****

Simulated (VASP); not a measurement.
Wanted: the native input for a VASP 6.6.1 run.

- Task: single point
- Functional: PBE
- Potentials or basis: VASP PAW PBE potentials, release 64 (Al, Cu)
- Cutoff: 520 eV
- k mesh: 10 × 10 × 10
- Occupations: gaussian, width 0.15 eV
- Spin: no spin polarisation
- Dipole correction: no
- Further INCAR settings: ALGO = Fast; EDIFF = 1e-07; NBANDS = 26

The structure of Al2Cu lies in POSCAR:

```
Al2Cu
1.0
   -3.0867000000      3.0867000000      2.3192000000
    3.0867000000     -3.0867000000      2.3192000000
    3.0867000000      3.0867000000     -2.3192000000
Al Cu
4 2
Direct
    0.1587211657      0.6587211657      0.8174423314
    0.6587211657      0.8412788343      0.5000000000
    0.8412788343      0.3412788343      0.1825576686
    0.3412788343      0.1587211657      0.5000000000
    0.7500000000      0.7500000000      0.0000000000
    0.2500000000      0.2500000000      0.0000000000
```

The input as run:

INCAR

****

Work instruction - Please repeat each entry. Keep every word the same.

Reply -
Simulated (VASP); not a measurement.
Wanted: the native input for a VASP 6.6.1 run.

- Task: single point
- Functional: PBE
- Potentials or basis: VASP PAW PBE potentials, release 64 (Al, Cu)
- Cutoff: 520 eV
- k mesh: 10 × 10 × 10
- Occupations: gaussian, width 0.15 eV
- Spin: no spin polarisation
- Dipole correction: no
- Further INCAR settings: ALGO = Fast; EDIFF = 1e-07; NBANDS = 26

The structure of Al2Cu lies in POSCAR:

```
Al2Cu
1.0
   -3.0867000000      3.0867000000      2.3192000000
    3.0867000000     -3.0867000000      2.3192000000
    3.0867000000      3.0867000000     -2.3192000000
Al Cu
4 2
Direct
    0.1587211657      0.6587211657      0.8174423314
    0.6587211657      0.8412788343      0.5000000000
    0.8412788343      0.3412788343      0.1825576686
    0.3412788343      0.1587211657      0.5000000000
    0.7500000000      0.7500000000      0.0000000000
    0.2500000000      0.2500000000      0.0000000000
```

The input as run:

INCAR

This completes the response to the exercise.